--- AVAILABLE DATA ---
== Segment start ==

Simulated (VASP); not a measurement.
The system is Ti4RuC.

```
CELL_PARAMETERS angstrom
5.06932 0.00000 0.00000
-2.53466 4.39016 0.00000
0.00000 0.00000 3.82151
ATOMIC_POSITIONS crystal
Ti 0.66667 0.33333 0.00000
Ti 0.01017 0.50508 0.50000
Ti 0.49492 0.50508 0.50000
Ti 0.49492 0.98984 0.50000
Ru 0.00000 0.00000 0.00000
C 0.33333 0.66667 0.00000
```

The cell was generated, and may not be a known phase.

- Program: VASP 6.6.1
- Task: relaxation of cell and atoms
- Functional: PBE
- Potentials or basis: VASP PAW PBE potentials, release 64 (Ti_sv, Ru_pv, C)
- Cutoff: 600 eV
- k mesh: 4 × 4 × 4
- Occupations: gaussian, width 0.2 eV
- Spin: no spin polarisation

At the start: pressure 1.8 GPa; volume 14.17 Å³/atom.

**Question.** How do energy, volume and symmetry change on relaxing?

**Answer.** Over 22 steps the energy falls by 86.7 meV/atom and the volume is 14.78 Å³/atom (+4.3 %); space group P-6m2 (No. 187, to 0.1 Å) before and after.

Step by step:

== Segment end ==

Each record must be duplicated exactly, with none missing.

--- YOUR SOLUTION ---
Simulated (VASP); not a measurement.
The system is Ti4RuC.

```
CELL_PARAMETERS angstrom
5.06932 0.00000 0.00000
-2.53466 4.39016 0.00000
0.00000 0.00000 3.82151
ATOMIC_POSITIONS crystal
Ti 0.66667 0.33333 0.00000
Ti 0.01017 0.50508 0.50000
Ti 0.49492 0.50508 0.50000
Ti 0.49492 0.98984 0.50000
Ru 0.00000 0.00000 0.00000
C 0.33333 0.66667 0.00000
```

The cell was generated, and may not be a known phase.

- Program: VASP 6.6.1
- Task: relaxation of cell and atoms
- Functional: PBE
- Potentials or basis: VASP PAW PBE potentials, release 64 (Ti_sv, Ru_pv, C)
- Cutoff: 600 eV
- k mesh: 4 × 4 × 4
- Occupations: gaussian, width 0.2 eV
- Spin: no spin polarisation

At the start: pressure 1.8 GPa; volume 14.17 Å³/atom.

**Question.** How do energy, volume and symmetry change on relaxing?

**Answer.** Over 22 steps the energy falls by 86.7 meV/atom and the volume is 14.78 Å³/atom (+4.3 %); space group P-6m2 (No. 187, to 0.1 Å) before and after.

Step by step:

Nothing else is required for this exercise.